WORK TASK:
With no words added or dropped, transcribe the listing that follows.

--- THE DATA Enclosed Below ---

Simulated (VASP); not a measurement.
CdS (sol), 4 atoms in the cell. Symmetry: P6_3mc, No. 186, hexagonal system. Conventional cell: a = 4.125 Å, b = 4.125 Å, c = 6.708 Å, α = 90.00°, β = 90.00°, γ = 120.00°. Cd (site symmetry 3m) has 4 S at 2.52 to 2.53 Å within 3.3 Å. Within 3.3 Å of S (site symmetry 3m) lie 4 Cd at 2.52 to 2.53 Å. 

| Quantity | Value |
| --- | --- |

--- End of Enclosed THE DATA ---

TASK ANSWER:
Simulated (VASP); not a measurement.
CdS (sol), 4 atoms in the cell. Symmetry: P6_3mc, No. 186, hexagonal system. Conventional cell: a = 4.125 Å, b = 4.125 Å, c = 6.708 Å, α = 90.00°, β = 90.00°, γ = 120.00°. Cd (site symmetry 3m) has 4 S at 2.52 to 2.53 Å within 3.3 Å. Within 3.3 Å of S (site symmetry 3m) lie 4 Cd at 2.52 to 2.53 Å. 

| Quantity | Value |
| --- | --- |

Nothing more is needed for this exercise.